* _Requirement_: Everything from the first line of the material below through the line containing "Er +2.36 μB |" must be retyped exactly, and nothing past it.

* _Data records_:
══════════════════════════════
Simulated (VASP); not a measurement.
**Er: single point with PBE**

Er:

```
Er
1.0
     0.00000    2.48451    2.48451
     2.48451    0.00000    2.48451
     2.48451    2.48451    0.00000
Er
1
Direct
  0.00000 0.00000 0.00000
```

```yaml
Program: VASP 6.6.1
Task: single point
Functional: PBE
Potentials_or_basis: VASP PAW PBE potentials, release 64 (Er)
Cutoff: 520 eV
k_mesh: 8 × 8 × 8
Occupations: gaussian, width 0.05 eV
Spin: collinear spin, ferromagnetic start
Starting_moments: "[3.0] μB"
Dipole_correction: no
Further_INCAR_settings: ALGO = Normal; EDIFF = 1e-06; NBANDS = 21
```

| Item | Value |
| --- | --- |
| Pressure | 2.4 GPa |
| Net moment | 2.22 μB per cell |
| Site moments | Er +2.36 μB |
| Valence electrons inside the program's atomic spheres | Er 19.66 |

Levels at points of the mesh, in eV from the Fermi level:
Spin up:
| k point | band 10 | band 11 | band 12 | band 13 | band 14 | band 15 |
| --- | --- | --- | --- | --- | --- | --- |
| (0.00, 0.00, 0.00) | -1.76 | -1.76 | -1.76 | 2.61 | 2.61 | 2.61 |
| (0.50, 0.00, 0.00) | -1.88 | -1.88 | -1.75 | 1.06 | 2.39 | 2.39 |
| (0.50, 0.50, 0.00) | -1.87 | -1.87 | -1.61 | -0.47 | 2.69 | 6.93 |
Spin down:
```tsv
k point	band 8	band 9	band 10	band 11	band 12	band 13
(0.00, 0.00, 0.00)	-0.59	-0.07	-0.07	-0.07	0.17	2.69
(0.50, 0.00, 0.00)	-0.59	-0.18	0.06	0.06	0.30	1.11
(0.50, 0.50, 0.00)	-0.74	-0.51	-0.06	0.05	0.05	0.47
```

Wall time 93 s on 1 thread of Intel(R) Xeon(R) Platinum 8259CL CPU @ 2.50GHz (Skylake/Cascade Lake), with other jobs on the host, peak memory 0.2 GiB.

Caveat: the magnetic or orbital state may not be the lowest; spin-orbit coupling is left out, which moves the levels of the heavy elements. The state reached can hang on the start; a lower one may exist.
══════════════════════════════

* _Answer section_:
Simulated (VASP); not a measurement.
**Er: single point with PBE**

Er:

```
Er
1.0
     0.00000    2.48451    2.48451
     2.48451    0.00000    2.48451
     2.48451    2.48451    0.00000
Er
1
Direct
  0.00000 0.00000 0.00000
```

```yaml
Program: VASP 6.6.1
Task: single point
Functional: PBE
Potentials_or_basis: VASP PAW PBE potentials, release 64 (Er)
Cutoff: 520 eV
k_mesh: 8 × 8 × 8
Occupations: gaussian, width 0.05 eV
Spin: collinear spin, ferromagnetic start
Starting_moments: "[3.0] μB"
Dipole_correction: no
Further_INCAR_settings: ALGO = Normal; EDIFF = 1e-06; NBANDS = 21
```

| Item | Value |
| --- | --- |
| Pressure | 2.4 GPa |
| Net moment | 2.22 μB per cell |
| Site moments | Er +2.36 μB |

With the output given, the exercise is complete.